WORK TASK
Reproduce the entries below character for character.

SUPPLIED DATA
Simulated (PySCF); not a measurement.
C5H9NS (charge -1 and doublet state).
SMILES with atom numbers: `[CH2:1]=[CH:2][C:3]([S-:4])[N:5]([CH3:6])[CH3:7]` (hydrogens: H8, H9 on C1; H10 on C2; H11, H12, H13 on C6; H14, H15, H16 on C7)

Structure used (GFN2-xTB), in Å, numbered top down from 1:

RESPONSE BOX
Simulated (PySCF); not a measurement.
C5H9NS (charge -1 and doublet state).
SMILES with atom numbers: `[CH2:1]=[CH:2][C:3]([S-:4])[N:5]([CH3:6])[CH3:7]` (hydrogens: H8, H9 on C1; H10 on C2; H11, H12, H13 on C6; H14, H15, H16 on C7)

Structure used (GFN2-xTB), in Å, numbered top down from 1:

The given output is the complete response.